→ **WORK ORDER**
Among the lines below, keep only those from the one containing "31 | -178.12 |" through the one containing "84 | -180.30 |", and reproduce them exactly.

• • • •

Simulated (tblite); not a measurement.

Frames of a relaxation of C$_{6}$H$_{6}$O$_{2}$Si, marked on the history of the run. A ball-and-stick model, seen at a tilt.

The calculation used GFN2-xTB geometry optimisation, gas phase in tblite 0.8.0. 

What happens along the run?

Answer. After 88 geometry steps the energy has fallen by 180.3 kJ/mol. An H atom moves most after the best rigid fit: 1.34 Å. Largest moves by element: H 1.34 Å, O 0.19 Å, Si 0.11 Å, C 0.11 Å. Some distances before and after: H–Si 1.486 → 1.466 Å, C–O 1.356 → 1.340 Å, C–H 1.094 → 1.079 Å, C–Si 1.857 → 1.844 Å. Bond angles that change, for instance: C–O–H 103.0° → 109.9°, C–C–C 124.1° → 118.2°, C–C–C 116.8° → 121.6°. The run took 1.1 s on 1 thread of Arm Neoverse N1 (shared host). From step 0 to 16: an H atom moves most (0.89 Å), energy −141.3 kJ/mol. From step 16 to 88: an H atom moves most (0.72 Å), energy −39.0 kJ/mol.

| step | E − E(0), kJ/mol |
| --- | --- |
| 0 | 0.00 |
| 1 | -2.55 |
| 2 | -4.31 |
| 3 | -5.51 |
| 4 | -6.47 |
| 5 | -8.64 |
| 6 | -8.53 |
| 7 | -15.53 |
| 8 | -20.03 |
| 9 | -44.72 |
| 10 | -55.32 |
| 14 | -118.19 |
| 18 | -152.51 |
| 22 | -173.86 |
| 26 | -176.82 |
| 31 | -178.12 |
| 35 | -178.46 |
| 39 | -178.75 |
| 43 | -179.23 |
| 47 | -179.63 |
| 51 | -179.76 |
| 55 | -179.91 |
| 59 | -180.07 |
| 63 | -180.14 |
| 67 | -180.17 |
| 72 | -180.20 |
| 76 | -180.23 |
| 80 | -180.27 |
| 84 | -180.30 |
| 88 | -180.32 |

• • • •

→ **PROBLEM SOLUTION**
| 31 | -178.12 |
| 35 | -178.46 |
| 39 | -178.75 |
| 43 | -179.23 |
| 47 | -179.63 |
| 51 | -179.76 |
| 55 | -179.91 |
| 59 | -180.07 |
| 63 | -180.14 |
| 67 | -180.17 |
| 72 | -180.20 |
| 76 | -180.23 |
| 80 | -180.27 |
| 84 | -180.30 |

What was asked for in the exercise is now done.